# DATA RECORDS
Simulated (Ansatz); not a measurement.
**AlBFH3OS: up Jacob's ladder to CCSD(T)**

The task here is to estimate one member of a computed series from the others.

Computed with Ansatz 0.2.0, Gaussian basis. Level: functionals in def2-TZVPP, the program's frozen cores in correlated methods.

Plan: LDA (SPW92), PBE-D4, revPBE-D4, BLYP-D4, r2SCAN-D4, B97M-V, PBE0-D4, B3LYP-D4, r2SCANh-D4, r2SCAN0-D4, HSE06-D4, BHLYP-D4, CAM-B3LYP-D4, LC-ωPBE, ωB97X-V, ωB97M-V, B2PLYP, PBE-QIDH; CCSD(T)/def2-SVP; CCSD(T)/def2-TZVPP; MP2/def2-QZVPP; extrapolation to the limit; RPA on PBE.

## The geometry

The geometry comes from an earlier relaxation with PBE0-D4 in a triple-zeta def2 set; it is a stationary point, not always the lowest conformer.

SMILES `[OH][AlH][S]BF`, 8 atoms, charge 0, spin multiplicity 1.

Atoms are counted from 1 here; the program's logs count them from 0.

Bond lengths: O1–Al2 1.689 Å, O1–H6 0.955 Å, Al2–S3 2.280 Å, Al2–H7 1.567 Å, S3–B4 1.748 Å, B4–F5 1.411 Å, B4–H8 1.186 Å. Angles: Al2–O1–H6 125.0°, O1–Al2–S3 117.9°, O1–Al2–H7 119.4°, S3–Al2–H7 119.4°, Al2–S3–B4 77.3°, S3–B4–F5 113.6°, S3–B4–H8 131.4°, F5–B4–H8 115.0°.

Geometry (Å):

# ACTION ITEM
Reproduce the entries above exactly, but only the lines between the line holding "The task here" and the line holding "Bond lengths: O1–Al2", inclusive.

# EXERCISE ANSWER
The task here is to estimate one member of a computed series from the others.

Computed with Ansatz 0.2.0, Gaussian basis. Level: functionals in def2-TZVPP, the program's frozen cores in correlated methods.

Plan: LDA (SPW92), PBE-D4, revPBE-D4, BLYP-D4, r2SCAN-D4, B97M-V, PBE0-D4, B3LYP-D4, r2SCANh-D4, r2SCAN0-D4, HSE06-D4, BHLYP-D4, CAM-B3LYP-D4, LC-ωPBE, ωB97X-V, ωB97M-V, B2PLYP, PBE-QIDH; CCSD(T)/def2-SVP; CCSD(T)/def2-TZVPP; MP2/def2-QZVPP; extrapolation to the limit; RPA on PBE.

## The geometry

The geometry comes from an earlier relaxation with PBE0-D4 in a triple-zeta def2 set; it is a stationary point, not always the lowest conformer.

SMILES `[OH][AlH][S]BF`, 8 atoms, charge 0, spin multiplicity 1.

Atoms are counted from 1 here; the program's logs count them from 0.

Bond lengths: O1–Al2 1.689 Å, O1–H6 0.955 Å, Al2–S3 2.280 Å, Al2–H7 1.567 Å, S3–B4 1.748 Å, B4–F5 1.411 Å, B4–H8 1.186 Å. Angles: Al2–O1–H6 125.0°, O1–Al2–S3 117.9°, O1–Al2–H7 119.4°, S3–Al2–H7 119.4°, Al2–S3–B4 77.3°, S3–B4–F5 113.6°, S3–B4–H8 131.4°, F5–B4–H8 115.0°.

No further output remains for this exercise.